MATERIAL SUPPLIED START
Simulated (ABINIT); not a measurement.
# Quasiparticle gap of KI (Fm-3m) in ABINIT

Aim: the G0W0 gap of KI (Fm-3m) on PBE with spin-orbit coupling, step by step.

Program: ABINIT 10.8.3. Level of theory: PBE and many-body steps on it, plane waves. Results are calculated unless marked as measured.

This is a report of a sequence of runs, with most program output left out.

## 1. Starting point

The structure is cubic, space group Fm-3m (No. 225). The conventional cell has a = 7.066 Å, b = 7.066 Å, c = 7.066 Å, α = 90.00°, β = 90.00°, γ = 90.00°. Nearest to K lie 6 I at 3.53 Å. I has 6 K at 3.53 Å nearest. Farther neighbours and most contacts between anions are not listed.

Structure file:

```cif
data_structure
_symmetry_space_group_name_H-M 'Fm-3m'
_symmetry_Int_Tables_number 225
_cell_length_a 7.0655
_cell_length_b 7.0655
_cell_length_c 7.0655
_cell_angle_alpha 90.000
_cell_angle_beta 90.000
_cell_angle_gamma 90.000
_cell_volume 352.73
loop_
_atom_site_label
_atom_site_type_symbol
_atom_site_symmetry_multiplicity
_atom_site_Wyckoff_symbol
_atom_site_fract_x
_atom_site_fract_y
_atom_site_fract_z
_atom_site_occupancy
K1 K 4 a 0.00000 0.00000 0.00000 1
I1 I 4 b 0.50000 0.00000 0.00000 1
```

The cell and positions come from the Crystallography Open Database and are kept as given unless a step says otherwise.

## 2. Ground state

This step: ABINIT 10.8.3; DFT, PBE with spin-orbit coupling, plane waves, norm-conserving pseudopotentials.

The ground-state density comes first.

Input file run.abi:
MATERIAL SUPPLIED END

> [TASK ITEM]:
Print the records verbatim, stopping after the "Aim: the G0W0" line.

> [PROBLEM SOLUTION]:
Simulated (ABINIT); not a measurement.
# Quasiparticle gap of KI (Fm-3m) in ABINIT

Aim: the G0W0 gap of KI (Fm-3m) on PBE with spin-orbit coupling, step by step.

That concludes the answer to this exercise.